'''

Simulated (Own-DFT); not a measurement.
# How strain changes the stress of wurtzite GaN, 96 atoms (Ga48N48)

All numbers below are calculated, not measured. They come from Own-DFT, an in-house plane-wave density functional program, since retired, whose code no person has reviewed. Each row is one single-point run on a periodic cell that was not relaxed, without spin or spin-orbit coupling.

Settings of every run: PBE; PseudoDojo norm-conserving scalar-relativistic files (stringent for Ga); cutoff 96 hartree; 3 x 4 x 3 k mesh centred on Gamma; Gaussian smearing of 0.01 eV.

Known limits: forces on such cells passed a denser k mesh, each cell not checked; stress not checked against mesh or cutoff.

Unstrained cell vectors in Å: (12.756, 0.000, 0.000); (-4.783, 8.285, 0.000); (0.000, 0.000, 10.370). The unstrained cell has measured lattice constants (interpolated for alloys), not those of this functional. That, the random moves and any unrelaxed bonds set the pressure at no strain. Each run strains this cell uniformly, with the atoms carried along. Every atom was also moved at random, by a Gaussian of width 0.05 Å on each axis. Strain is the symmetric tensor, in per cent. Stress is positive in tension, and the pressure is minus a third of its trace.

'''

Work item: Up to and including the line that contains "Known limits: forces", restate word for word every line of the entries, starting from the first.

Solution:
Simulated (Own-DFT); not a measurement.
# How strain changes the stress of wurtzite GaN, 96 atoms (Ga48N48)

All numbers below are calculated, not measured. They come from Own-DFT, an in-house plane-wave density functional program, since retired, whose code no person has reviewed. Each row is one single-point run on a periodic cell that was not relaxed, without spin or spin-orbit coupling.

Settings of every run: PBE; PseudoDojo norm-conserving scalar-relativistic files (stringent for Ga); cutoff 96 hartree; 3 x 4 x 3 k mesh centred on Gamma; Gaussian smearing of 0.01 eV.

Known limits: forces on such cells passed a denser k mesh, each cell not checked; stress not checked against mesh or cutoff.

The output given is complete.